**WORK INSTRUCTION:** The lines from the start of the data through the line with "Caveats: the PAW" are to be returned verbatim; all later lines are to be omitted.

◇ ◇ ◇

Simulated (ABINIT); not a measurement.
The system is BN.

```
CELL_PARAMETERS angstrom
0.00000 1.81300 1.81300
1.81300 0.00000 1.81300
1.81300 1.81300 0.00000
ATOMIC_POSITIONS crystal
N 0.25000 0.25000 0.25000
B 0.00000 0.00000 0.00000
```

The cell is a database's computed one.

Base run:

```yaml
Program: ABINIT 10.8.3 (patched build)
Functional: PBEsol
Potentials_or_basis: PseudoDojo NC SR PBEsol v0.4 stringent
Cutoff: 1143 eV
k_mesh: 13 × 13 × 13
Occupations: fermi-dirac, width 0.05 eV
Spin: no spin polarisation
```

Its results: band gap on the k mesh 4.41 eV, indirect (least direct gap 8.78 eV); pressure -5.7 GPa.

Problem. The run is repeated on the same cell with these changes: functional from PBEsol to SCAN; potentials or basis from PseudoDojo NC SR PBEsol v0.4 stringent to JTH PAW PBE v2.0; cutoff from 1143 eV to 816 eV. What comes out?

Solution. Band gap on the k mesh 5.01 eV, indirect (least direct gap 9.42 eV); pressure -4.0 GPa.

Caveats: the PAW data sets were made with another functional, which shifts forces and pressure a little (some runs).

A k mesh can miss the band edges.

◇ ◇ ◇

**TASK RESPONSE:**
Simulated (ABINIT); not a measurement.
The system is BN.

```
CELL_PARAMETERS angstrom
0.00000 1.81300 1.81300
1.81300 0.00000 1.81300
1.81300 1.81300 0.00000
ATOMIC_POSITIONS crystal
N 0.25000 0.25000 0.25000
B 0.00000 0.00000 0.00000
```

The cell is a database's computed one.

Base run:

```yaml
Program: ABINIT 10.8.3 (patched build)
Functional: PBEsol
Potentials_or_basis: PseudoDojo NC SR PBEsol v0.4 stringent
Cutoff: 1143 eV
k_mesh: 13 × 13 × 13
Occupations: fermi-dirac, width 0.05 eV
Spin: no spin polarisation
```

Its results: band gap on the k mesh 4.41 eV, indirect (least direct gap 8.78 eV); pressure -5.7 GPa.

Problem. The run is repeated on the same cell with these changes: functional from PBEsol to SCAN; potentials or basis from PseudoDojo NC SR PBEsol v0.4 stringent to JTH PAW PBE v2.0; cutoff from 1143 eV to 816 eV. What comes out?

Solution. Band gap on the k mesh 5.01 eV, indirect (least direct gap 9.42 eV); pressure -4.0 GPa.

Caveats: the PAW data sets were made with another functional, which shifts forces and pressure a little (some runs).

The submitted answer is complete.